----------------------------------------
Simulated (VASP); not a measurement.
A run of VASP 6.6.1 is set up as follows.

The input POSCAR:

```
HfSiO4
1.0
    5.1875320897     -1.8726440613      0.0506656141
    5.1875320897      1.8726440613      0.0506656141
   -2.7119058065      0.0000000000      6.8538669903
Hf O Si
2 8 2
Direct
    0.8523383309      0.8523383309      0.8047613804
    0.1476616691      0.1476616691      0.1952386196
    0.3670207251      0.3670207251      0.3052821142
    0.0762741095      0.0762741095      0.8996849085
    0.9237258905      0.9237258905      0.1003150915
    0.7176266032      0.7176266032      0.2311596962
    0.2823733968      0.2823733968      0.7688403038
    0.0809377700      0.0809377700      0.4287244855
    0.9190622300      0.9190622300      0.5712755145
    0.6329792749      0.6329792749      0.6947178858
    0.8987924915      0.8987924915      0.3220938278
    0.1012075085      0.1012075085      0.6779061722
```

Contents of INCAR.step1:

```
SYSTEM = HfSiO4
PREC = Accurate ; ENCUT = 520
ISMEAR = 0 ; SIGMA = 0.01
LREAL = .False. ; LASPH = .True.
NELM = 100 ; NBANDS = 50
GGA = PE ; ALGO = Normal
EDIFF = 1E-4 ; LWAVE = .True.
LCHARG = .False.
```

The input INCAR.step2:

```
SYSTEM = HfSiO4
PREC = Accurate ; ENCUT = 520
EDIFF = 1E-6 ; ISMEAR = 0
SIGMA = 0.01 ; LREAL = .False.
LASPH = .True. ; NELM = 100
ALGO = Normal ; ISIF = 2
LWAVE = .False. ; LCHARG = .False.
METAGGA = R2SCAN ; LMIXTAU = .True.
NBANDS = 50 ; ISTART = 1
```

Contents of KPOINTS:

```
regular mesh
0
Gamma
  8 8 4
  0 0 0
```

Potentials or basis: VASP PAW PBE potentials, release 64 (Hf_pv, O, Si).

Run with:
----------------------------------------

The answer must hold exactly the lines of the entries above, from the first line through the line that contains "Potentials or basis: VASP", and no others.

Simulated (VASP); not a measurement.
A run of VASP 6.6.1 is set up as follows.

The input POSCAR:

```
HfSiO4
1.0
    5.1875320897     -1.8726440613      0.0506656141
    5.1875320897      1.8726440613      0.0506656141
   -2.7119058065      0.0000000000      6.8538669903
Hf O Si
2 8 2
Direct
    0.8523383309      0.8523383309      0.8047613804
    0.1476616691      0.1476616691      0.1952386196
    0.3670207251      0.3670207251      0.3052821142
    0.0762741095      0.0762741095      0.8996849085
    0.9237258905      0.9237258905      0.1003150915
    0.7176266032      0.7176266032      0.2311596962
    0.2823733968      0.2823733968      0.7688403038
    0.0809377700      0.0809377700      0.4287244855
    0.9190622300      0.9190622300      0.5712755145
    0.6329792749      0.6329792749      0.6947178858
    0.8987924915      0.8987924915      0.3220938278
    0.1012075085      0.1012075085      0.6779061722
```

Contents of INCAR.step1:

```
SYSTEM = HfSiO4
PREC = Accurate ; ENCUT = 520
ISMEAR = 0 ; SIGMA = 0.01
LREAL = .False. ; LASPH = .True.
NELM = 100 ; NBANDS = 50
GGA = PE ; ALGO = Normal
EDIFF = 1E-4 ; LWAVE = .True.
LCHARG = .False.
```

The input INCAR.step2:

```
SYSTEM = HfSiO4
PREC = Accurate ; ENCUT = 520
EDIFF = 1E-6 ; ISMEAR = 0
SIGMA = 0.01 ; LREAL = .False.
LASPH = .True. ; NELM = 100
ALGO = Normal ; ISIF = 2
LWAVE = .False. ; LCHARG = .False.
METAGGA = R2SCAN ; LMIXTAU = .True.
NBANDS = 50 ; ISTART = 1
```

Contents of KPOINTS:

```
regular mesh
0
Gamma
  8 8 4
  0 0 0
```

Potentials or basis: VASP PAW PBE potentials, release 64 (Hf_pv, O, Si).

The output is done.